* [TASK ITEM]
All entries below must be given again word for word.

* [DATA LISTING]
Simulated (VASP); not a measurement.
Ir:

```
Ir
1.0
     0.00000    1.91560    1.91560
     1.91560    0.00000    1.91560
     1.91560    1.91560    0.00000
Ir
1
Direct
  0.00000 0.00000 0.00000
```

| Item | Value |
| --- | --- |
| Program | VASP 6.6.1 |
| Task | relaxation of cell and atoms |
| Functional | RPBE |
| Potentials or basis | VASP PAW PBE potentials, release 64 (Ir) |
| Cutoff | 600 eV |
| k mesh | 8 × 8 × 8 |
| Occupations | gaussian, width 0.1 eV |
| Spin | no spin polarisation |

* [WRITTEN SOLUTION]
Simulated (VASP); not a measurement.
Ir:

```
Ir
1.0
     0.00000    1.91560    1.91560
     1.91560    0.00000    1.91560
     1.91560    1.91560    0.00000
Ir
1
Direct
  0.00000 0.00000 0.00000
```

| Item | Value |
| --- | --- |
| Program | VASP 6.6.1 |
| Task | relaxation of cell and atoms |
| Functional | RPBE |
| Potentials or basis | VASP PAW PBE potentials, release 64 (Ir) |
| Cutoff | 600 eV |
| k mesh | 8 × 8 × 8 |
| Occupations | gaussian, width 0.1 eV |
| Spin | no spin polarisation |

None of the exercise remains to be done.